**REQUIREMENT:** Every record below must be returned exactly as it was received.

**INFORMATION SHOWN:**
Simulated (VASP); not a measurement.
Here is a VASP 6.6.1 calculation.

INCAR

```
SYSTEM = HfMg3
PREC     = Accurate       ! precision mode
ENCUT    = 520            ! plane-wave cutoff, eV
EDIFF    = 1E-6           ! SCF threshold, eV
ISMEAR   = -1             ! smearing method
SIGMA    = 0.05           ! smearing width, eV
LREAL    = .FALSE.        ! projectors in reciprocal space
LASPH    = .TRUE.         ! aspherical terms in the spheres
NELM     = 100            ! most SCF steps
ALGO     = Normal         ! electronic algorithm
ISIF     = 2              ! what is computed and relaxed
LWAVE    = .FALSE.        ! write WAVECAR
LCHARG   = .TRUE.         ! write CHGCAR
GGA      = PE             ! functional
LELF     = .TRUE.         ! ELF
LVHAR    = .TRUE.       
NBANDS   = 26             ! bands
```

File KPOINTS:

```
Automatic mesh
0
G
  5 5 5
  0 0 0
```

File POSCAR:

**PROBLEM SOLUTION:**
Simulated (VASP); not a measurement.
Here is a VASP 6.6.1 calculation.

INCAR

```
SYSTEM = HfMg3
PREC     = Accurate       ! precision mode
ENCUT    = 520            ! plane-wave cutoff, eV
EDIFF    = 1E-6           ! SCF threshold, eV
ISMEAR   = -1             ! smearing method
SIGMA    = 0.05           ! smearing width, eV
LREAL    = .FALSE.        ! projectors in reciprocal space
LASPH    = .TRUE.         ! aspherical terms in the spheres
NELM     = 100            ! most SCF steps
ALGO     = Normal         ! electronic algorithm
ISIF     = 2              ! what is computed and relaxed
LWAVE    = .FALSE.        ! write WAVECAR
LCHARG   = .TRUE.         ! write CHGCAR
GGA      = PE             ! functional
LELF     = .TRUE.         ! ELF
LVHAR    = .TRUE.       
NBANDS   = 26             ! bands
```

File KPOINTS:

```
Automatic mesh
0
G
  5 5 5
  0 0 0
```

File POSCAR:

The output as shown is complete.